— Work instruction —
In the listing below, start your output at the line with "POTCAR, in this" and end it after the line with "A: One equivalent", copying every line exactly.

[Recorded information — start]

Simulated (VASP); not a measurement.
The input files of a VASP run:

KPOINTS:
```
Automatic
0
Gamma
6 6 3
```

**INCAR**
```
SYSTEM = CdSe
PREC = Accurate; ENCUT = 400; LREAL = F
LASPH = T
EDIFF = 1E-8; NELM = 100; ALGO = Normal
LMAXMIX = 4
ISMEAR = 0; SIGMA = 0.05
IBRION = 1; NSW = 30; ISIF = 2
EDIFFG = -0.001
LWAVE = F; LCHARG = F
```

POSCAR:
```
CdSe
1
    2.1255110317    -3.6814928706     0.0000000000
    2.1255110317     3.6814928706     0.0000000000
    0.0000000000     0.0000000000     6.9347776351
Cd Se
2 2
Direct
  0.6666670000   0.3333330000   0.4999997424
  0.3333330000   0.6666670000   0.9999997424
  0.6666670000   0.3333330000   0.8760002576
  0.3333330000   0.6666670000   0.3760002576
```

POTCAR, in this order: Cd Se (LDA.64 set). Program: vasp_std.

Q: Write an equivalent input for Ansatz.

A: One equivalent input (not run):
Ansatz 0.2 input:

[Recorded information — finish]

— Result —
POTCAR, in this order: Cd Se (LDA.64 set). Program: vasp_std.

Q: Write an equivalent input for Ansatz.

A: One equivalent input (not run):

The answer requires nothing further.